## Dataset content
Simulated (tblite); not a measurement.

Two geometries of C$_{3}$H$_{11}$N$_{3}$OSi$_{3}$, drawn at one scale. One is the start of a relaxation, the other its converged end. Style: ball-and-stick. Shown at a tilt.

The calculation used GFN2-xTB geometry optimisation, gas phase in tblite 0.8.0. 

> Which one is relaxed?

## Assignment
Give every entry back unchanged. Leave none out.

## Task result
Simulated (tblite); not a measurement.

Two geometries of C$_{3}$H$_{11}$N$_{3}$OSi$_{3}$, drawn at one scale. One is the start of a relaxation, the other its converged end. Style: ball-and-stick. Shown at a tilt.

The calculation used GFN2-xTB geometry optimisation, gas phase in tblite 0.8.0. 

> Which one is relaxed?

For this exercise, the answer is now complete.